MATERIAL PROVIDED:
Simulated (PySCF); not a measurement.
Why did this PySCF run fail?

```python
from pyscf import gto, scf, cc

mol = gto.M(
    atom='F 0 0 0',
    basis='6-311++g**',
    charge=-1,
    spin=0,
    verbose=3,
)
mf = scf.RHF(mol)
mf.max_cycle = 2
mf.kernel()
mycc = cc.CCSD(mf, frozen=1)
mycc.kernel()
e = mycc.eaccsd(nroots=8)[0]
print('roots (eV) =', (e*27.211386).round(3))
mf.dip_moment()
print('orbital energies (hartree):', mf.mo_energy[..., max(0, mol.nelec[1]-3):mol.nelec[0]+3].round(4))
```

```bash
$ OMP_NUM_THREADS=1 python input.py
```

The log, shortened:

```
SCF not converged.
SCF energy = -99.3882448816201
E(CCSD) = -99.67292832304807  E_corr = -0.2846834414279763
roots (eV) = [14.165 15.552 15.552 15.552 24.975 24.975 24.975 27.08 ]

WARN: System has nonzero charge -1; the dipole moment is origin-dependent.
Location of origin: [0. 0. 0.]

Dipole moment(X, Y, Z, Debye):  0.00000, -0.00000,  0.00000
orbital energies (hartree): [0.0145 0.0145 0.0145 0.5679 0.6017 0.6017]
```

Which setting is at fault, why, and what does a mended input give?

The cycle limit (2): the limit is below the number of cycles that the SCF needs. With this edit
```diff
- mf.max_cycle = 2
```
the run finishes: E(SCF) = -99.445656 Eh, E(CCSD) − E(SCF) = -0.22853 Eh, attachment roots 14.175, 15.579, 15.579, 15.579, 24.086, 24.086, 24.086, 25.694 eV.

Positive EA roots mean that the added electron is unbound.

ASSIGNED TASK: Retype, exactly and with nothing added, the lines of the material above from the first through the one that contains "the run finishes: E(SCF)".

EXERCISE RESPONSE:
Simulated (PySCF); not a measurement.
Why did this PySCF run fail?

```python
from pyscf import gto, scf, cc

mol = gto.M(
    atom='F 0 0 0',
    basis='6-311++g**',
    charge=-1,
    spin=0,
    verbose=3,
)
mf = scf.RHF(mol)
mf.max_cycle = 2
mf.kernel()
mycc = cc.CCSD(mf, frozen=1)
mycc.kernel()
e = mycc.eaccsd(nroots=8)[0]
print('roots (eV) =', (e*27.211386).round(3))
mf.dip_moment()
print('orbital energies (hartree):', mf.mo_energy[..., max(0, mol.nelec[1]-3):mol.nelec[0]+3].round(4))
```

```bash
$ OMP_NUM_THREADS=1 python input.py
```

The log, shortened:

```
SCF not converged.
SCF energy = -99.3882448816201
E(CCSD) = -99.67292832304807  E_corr = -0.2846834414279763
roots (eV) = [14.165 15.552 15.552 15.552 24.975 24.975 24.975 27.08 ]

WARN: System has nonzero charge -1; the dipole moment is origin-dependent.
Location of origin: [0. 0. 0.]

Dipole moment(X, Y, Z, Debye):  0.00000, -0.00000,  0.00000
orbital energies (hartree): [0.0145 0.0145 0.0145 0.5679 0.6017 0.6017]
```

Which setting is at fault, why, and what does a mended input give?

The cycle limit (2): the limit is below the number of cycles that the SCF needs. With this edit
```diff
- mf.max_cycle = 2
```
the run finishes: E(SCF) = -99.445656 Eh, E(CCSD) − E(SCF) = -0.22853 Eh, attachment roots 14.175, 15.579, 15.579, 15.579, 24.086, 24.086, 24.086, 25.694 eV.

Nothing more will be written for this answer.